> SOURCE INFORMATION
-------

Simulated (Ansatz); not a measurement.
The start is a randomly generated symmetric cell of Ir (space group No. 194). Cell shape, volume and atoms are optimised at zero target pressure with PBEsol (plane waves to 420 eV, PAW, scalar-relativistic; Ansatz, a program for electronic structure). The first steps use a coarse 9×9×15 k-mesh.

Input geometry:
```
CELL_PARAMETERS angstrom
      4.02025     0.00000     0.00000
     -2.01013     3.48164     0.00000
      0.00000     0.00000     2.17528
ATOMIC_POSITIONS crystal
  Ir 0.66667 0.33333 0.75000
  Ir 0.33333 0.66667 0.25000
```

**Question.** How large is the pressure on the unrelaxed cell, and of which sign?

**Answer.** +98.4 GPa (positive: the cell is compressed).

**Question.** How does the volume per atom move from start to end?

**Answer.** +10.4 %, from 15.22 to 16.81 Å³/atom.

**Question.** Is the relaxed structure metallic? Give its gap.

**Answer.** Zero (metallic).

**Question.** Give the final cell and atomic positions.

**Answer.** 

-------

> TASK ITEM
Everything in the listing should be written out again exactly.

> TASK ANSWER
Simulated (Ansatz); not a measurement.
The start is a randomly generated symmetric cell of Ir (space group No. 194). Cell shape, volume and atoms are optimised at zero target pressure with PBEsol (plane waves to 420 eV, PAW, scalar-relativistic; Ansatz, a program for electronic structure). The first steps use a coarse 9×9×15 k-mesh.

Input geometry:
```
CELL_PARAMETERS angstrom
      4.02025     0.00000     0.00000
     -2.01013     3.48164     0.00000
      0.00000     0.00000     2.17528
ATOMIC_POSITIONS crystal
  Ir 0.66667 0.33333 0.75000
  Ir 0.33333 0.66667 0.25000
```

**Question.** How large is the pressure on the unrelaxed cell, and of which sign?

**Answer.** +98.4 GPa (positive: the cell is compressed).

**Question.** How does the volume per atom move from start to end?

**Answer.** +10.4 %, from 15.22 to 16.81 Å³/atom.

**Question.** Is the relaxed structure metallic? Give its gap.

**Answer.** Zero (metallic).

**Question.** Give the final cell and atomic positions.

**Answer.** 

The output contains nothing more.